* **WORK REQUEST**:
Give back exactly the lines of the material below that start at the line containing "Its results: band" and end at the line containing "pressure 0.4 GPa.", and no others.

* **PROVIDED MATERIAL**:
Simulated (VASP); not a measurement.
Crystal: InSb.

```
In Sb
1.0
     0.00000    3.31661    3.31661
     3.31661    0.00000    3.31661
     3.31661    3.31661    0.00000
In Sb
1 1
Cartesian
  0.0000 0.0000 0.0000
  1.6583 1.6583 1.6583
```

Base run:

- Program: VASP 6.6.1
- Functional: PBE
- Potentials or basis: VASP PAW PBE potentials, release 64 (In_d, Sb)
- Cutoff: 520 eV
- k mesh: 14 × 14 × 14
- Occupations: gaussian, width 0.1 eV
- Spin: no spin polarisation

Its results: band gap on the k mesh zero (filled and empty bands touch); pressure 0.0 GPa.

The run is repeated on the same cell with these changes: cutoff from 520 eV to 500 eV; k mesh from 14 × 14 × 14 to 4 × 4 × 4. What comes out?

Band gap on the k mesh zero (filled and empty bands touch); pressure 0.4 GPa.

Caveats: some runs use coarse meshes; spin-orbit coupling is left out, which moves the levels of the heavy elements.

* **ANSWER AREA**:
Its results: band gap on the k mesh zero (filled and empty bands touch); pressure 0.0 GPa.

The run is repeated on the same cell with these changes: cutoff from 520 eV to 500 eV; k mesh from 14 × 14 × 14 to 4 × 4 × 4. What comes out?

Band gap on the k mesh zero (filled and empty bands touch); pressure 0.4 GPa.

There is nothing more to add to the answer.